Assignment —
Copy the data exactly from the line that contains "A convergence study" through the line that contains "Calculation: PBE GGA, VASP's", keeping both end lines and leaving out everything else.

Supplied entries —
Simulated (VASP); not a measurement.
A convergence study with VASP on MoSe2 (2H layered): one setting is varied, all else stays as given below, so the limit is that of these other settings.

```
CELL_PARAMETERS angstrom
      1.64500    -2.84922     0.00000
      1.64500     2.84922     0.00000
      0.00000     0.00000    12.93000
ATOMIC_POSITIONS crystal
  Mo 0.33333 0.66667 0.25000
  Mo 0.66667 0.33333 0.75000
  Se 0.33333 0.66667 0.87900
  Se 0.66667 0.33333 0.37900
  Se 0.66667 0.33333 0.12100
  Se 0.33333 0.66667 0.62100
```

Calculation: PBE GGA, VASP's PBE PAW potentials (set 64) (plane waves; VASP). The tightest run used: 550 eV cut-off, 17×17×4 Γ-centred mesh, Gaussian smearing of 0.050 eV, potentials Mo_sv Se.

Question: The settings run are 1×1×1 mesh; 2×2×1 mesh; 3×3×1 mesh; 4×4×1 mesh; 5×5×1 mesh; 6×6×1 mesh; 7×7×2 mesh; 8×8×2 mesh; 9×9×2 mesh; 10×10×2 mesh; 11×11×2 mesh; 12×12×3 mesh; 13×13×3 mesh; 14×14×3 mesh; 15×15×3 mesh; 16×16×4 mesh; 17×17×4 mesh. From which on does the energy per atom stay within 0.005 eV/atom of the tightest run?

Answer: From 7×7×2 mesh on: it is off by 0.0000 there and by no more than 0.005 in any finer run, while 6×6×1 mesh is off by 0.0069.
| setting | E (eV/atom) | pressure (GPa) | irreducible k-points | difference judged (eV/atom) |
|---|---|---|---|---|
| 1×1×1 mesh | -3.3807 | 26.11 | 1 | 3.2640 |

Written answer —
A convergence study with VASP on MoSe2 (2H layered): one setting is varied, all else stays as given below, so the limit is that of these other settings.

```
CELL_PARAMETERS angstrom
      1.64500    -2.84922     0.00000
      1.64500     2.84922     0.00000
      0.00000     0.00000    12.93000
ATOMIC_POSITIONS crystal
  Mo 0.33333 0.66667 0.25000
  Mo 0.66667 0.33333 0.75000
  Se 0.33333 0.66667 0.87900
  Se 0.66667 0.33333 0.37900
  Se 0.66667 0.33333 0.12100
  Se 0.33333 0.66667 0.62100
```

Calculation: PBE GGA, VASP's PBE PAW potentials (set 64) (plane waves; VASP). The tightest run used: 550 eV cut-off, 17×17×4 Γ-centred mesh, Gaussian smearing of 0.050 eV, potentials Mo_sv Se.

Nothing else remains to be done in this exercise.